[Information shown — start]

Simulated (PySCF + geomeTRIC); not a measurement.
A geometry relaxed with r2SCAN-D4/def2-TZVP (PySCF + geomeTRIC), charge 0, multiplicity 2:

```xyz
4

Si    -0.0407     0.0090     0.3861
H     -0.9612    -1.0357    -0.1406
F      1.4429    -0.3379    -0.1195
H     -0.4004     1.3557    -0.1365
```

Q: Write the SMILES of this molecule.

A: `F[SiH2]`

[Information shown — finish]

§ **Requirement**: Please give an exact copy of the entries above, from the line with "A geometry relaxed" down to the line with "Q: Write the SMILES of this molecule.", inclusive, and nothing else.

§ **Exercise solution**:
A geometry relaxed with r2SCAN-D4/def2-TZVP (PySCF + geomeTRIC), charge 0, multiplicity 2:

```xyz
4

Si    -0.0407     0.0090     0.3861
H     -0.9612    -1.0357    -0.1406
F      1.4429    -0.3379    -0.1195
H     -0.4004     1.3557    -0.1365
```

Q: Write the SMILES of this molecule.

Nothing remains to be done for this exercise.